§ **Assigned task**
Transcribe the lines from the start of the data below through the line with "(2) 0.65 μB per cell.", word for word and nothing more.

§ **Data extracts**
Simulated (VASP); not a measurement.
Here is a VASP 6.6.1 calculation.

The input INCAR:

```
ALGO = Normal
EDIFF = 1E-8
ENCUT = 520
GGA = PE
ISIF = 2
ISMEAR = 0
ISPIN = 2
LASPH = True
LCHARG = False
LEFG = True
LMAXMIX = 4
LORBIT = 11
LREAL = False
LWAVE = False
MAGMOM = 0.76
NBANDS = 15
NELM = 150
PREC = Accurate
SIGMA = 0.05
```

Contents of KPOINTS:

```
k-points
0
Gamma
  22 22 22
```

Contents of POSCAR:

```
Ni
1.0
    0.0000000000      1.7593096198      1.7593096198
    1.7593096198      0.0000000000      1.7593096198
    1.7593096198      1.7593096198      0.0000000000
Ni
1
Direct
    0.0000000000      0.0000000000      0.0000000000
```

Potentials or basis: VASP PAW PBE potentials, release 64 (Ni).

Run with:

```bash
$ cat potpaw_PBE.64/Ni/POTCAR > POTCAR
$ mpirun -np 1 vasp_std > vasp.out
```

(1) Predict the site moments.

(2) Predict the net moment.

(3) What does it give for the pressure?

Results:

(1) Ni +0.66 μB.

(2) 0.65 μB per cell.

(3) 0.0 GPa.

§ **Task answer**
Simulated (VASP); not a measurement.
Here is a VASP 6.6.1 calculation.

The input INCAR:

```
ALGO = Normal
EDIFF = 1E-8
ENCUT = 520
GGA = PE
ISIF = 2
ISMEAR = 0
ISPIN = 2
LASPH = True
LCHARG = False
LEFG = True
LMAXMIX = 4
LORBIT = 11
LREAL = False
LWAVE = False
MAGMOM = 0.76
NBANDS = 15
NELM = 150
PREC = Accurate
SIGMA = 0.05
```

Contents of KPOINTS:

```
k-points
0
Gamma
  22 22 22
```

Contents of POSCAR:

```
Ni
1.0
    0.0000000000      1.7593096198      1.7593096198
    1.7593096198      0.0000000000      1.7593096198
    1.7593096198      1.7593096198      0.0000000000
Ni
1
Direct
    0.0000000000      0.0000000000      0.0000000000
```

Potentials or basis: VASP PAW PBE potentials, release 64 (Ni).

Run with:

```bash
$ cat potpaw_PBE.64/Ni/POTCAR > POTCAR
$ mpirun -np 1 vasp_std > vasp.out
```

(1) Predict the site moments.

(2) Predict the net moment.

(3) What does it give for the pressure?

Results:

(1) Ni +0.66 μB.

(2) 0.65 μB per cell.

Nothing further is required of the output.